#### Provided information:
%%
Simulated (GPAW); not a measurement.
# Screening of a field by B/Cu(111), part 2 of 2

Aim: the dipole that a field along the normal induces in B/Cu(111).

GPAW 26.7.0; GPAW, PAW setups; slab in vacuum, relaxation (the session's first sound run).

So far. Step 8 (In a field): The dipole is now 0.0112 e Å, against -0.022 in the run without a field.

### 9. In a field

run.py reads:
%%

#### Work task:
Transcribe the whole listing above, keeping each line exactly as written.

#### Exercise output:
Simulated (GPAW); not a measurement.
# Screening of a field by B/Cu(111), part 2 of 2

Aim: the dipole that a field along the normal induces in B/Cu(111).

GPAW 26.7.0; GPAW, PAW setups; slab in vacuum, relaxation (the session's first sound run).

So far. Step 8 (In a field): The dipole is now 0.0112 e Å, against -0.022 in the run without a field.

### 9. In a field

run.py reads:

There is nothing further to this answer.